# [SOURCE DATA]
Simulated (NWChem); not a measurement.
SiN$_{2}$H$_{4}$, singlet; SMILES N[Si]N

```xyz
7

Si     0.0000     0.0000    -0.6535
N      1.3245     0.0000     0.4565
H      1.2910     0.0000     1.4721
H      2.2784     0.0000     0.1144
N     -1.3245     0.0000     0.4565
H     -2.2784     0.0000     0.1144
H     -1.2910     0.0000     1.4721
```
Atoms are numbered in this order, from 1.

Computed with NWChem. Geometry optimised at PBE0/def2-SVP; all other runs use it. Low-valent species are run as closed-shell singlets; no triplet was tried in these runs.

# [ACTION ITEM]
Word for word, retype all of the material.

# [SOLUTION]
Simulated (NWChem); not a measurement.
SiN$_{2}$H$_{4}$, singlet; SMILES N[Si]N

```xyz
7

Si     0.0000     0.0000    -0.6535
N      1.3245     0.0000     0.4565
H      1.2910     0.0000     1.4721
H      2.2784     0.0000     0.1144
N     -1.3245     0.0000     0.4565
H     -2.2784     0.0000     0.1144
H     -1.2910     0.0000     1.4721
```
Atoms are numbered in this order, from 1.

Computed with NWChem. Geometry optimised at PBE0/def2-SVP; all other runs use it. Low-valent species are run as closed-shell singlets; no triplet was tried in these runs.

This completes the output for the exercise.